WORK ORDER: From the top of the records below, return each line exactly, ending with the line that contains "Its results: pressure -2.0 GPa.".

RECORD EXCERPTS:
* * * * * * *
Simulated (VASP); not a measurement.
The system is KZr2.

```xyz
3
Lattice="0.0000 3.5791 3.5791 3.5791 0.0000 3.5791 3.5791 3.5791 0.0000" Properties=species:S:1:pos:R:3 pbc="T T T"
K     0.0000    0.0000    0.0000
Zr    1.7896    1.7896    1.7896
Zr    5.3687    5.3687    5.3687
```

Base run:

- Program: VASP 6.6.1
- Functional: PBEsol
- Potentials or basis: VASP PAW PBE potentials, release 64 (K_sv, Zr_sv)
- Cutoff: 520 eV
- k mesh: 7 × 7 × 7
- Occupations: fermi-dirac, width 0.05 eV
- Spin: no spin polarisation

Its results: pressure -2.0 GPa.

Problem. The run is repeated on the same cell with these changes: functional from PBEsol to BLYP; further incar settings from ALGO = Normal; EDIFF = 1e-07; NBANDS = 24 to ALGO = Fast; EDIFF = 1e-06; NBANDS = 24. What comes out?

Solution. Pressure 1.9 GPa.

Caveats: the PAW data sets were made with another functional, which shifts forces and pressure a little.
* * * * * * *

EXERCISE SOLUTION:
Simulated (VASP); not a measurement.
The system is KZr2.

```xyz
3
Lattice="0.0000 3.5791 3.5791 3.5791 0.0000 3.5791 3.5791 3.5791 0.0000" Properties=species:S:1:pos:R:3 pbc="T T T"
K     0.0000    0.0000    0.0000
Zr    1.7896    1.7896    1.7896
Zr    5.3687    5.3687    5.3687
```

Base run:

- Program: VASP 6.6.1
- Functional: PBEsol
- Potentials or basis: VASP PAW PBE potentials, release 64 (K_sv, Zr_sv)
- Cutoff: 520 eV
- k mesh: 7 × 7 × 7
- Occupations: fermi-dirac, width 0.05 eV
- Spin: no spin polarisation

Its results: pressure -2.0 GPa.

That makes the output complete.